- Listed entries:

*** Block opens ***

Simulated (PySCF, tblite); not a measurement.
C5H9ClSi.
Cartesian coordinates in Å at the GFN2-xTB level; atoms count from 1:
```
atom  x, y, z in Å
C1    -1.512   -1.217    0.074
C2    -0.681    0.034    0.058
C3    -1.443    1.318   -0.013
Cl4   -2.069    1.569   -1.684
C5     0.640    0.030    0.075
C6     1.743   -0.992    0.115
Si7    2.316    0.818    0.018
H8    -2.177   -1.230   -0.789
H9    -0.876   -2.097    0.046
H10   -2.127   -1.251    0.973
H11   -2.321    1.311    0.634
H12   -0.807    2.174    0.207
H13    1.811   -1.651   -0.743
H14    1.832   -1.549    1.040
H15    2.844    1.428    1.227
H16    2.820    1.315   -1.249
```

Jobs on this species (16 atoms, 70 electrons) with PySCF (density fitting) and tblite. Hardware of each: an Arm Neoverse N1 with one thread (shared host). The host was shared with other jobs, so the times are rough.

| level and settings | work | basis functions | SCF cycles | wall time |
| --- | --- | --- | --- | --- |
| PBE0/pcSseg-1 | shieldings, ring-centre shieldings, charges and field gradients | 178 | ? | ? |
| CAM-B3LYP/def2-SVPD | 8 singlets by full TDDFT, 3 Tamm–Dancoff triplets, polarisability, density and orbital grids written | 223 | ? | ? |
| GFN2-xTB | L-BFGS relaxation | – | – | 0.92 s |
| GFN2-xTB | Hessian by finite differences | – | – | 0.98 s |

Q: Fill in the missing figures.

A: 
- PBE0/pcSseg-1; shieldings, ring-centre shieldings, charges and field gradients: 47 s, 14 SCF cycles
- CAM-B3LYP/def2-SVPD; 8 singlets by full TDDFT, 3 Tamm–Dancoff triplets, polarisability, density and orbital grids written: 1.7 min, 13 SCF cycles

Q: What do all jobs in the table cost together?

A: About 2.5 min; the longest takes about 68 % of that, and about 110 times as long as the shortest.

*** Block closes ***

- Work order: Return, exactly as they stand, the lines from the start of the records above through the line with "Jobs on this", both ends included, and no other lines.

- Exercise output:
Simulated (PySCF, tblite); not a measurement.
C5H9ClSi.
Cartesian coordinates in Å at the GFN2-xTB level; atoms count from 1:
```
atom  x, y, z in Å
C1    -1.512   -1.217    0.074
C2    -0.681    0.034    0.058
C3    -1.443    1.318   -0.013
Cl4   -2.069    1.569   -1.684
C5     0.640    0.030    0.075
C6     1.743   -0.992    0.115
Si7    2.316    0.818    0.018
H8    -2.177   -1.230   -0.789
H9    -0.876   -2.097    0.046
H10   -2.127   -1.251    0.973
H11   -2.321    1.311    0.634
H12   -0.807    2.174    0.207
H13    1.811   -1.651   -0.743
H14    1.832   -1.549    1.040
H15    2.844    1.428    1.227
H16    2.820    1.315   -1.249
```

Jobs on this species (16 atoms, 70 electrons) with PySCF (density fitting) and tblite. Hardware of each: an Arm Neoverse N1 with one thread (shared host). The host was shared with other jobs, so the times are rough.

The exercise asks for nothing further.